# Work order:
Copy exactly, please, each line of the data below until the line that contains "I need band-curvature" has been copied, beginning at the top.

* * * *

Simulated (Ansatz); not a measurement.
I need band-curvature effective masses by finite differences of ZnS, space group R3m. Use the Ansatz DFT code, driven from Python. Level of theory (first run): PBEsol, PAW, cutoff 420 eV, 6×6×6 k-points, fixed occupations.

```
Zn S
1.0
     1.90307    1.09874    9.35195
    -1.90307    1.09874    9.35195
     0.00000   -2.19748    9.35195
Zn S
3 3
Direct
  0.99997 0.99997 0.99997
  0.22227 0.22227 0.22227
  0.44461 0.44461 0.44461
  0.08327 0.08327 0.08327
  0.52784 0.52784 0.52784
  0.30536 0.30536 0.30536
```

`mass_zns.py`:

* * * *

# Task solution:
Simulated (Ansatz); not a measurement.
I need band-curvature effective masses by finite differences of ZnS, space group R3m. Use the Ansatz DFT code, driven from Python. Level of theory (first run): PBEsol, PAW, cutoff 420 eV, 6×6×6 k-points, fixed occupations.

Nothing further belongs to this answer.